● **WORK ITEM**
Every line of the material is to be set down again without any change.

Start of Block

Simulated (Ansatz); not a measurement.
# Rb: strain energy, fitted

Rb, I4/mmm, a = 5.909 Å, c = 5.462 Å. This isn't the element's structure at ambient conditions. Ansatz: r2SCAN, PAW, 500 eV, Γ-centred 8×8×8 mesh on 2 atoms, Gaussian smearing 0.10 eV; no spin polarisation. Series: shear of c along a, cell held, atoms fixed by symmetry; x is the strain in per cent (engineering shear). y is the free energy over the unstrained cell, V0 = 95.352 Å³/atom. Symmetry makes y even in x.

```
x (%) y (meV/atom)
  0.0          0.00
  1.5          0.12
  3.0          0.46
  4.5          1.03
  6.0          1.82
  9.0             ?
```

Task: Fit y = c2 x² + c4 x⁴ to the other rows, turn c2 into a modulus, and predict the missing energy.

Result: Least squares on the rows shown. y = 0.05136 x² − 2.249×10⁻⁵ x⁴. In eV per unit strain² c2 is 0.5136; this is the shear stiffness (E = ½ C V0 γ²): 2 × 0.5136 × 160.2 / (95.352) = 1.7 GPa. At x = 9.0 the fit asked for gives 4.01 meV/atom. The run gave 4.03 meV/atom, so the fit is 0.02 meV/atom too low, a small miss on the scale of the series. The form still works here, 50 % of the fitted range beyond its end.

End of Block

● **ANSWER BOX**
Simulated (Ansatz); not a measurement.
# Rb: strain energy, fitted

Rb, I4/mmm, a = 5.909 Å, c = 5.462 Å. This isn't the element's structure at ambient conditions. Ansatz: r2SCAN, PAW, 500 eV, Γ-centred 8×8×8 mesh on 2 atoms, Gaussian smearing 0.10 eV; no spin polarisation. Series: shear of c along a, cell held, atoms fixed by symmetry; x is the strain in per cent (engineering shear). y is the free energy over the unstrained cell, V0 = 95.352 Å³/atom. Symmetry makes y even in x.

```
x (%) y (meV/atom)
  0.0          0.00
  1.5          0.12
  3.0          0.46
  4.5          1.03
  6.0          1.82
  9.0             ?
```

Task: Fit y = c2 x² + c4 x⁴ to the other rows, turn c2 into a modulus, and predict the missing energy.

Result: Least squares on the rows shown. y = 0.05136 x² − 2.249×10⁻⁵ x⁴. In eV per unit strain² c2 is 0.5136; this is the shear stiffness (E = ½ C V0 γ²): 2 × 0.5136 × 160.2 / (95.352) = 1.7 GPa. At x = 9.0 the fit asked for gives 4.01 meV/atom. The run gave 4.03 meV/atom, so the fit is 0.02 meV/atom too low, a small miss on the scale of the series. The form still works here, 50 % of the fitted range beyond its end.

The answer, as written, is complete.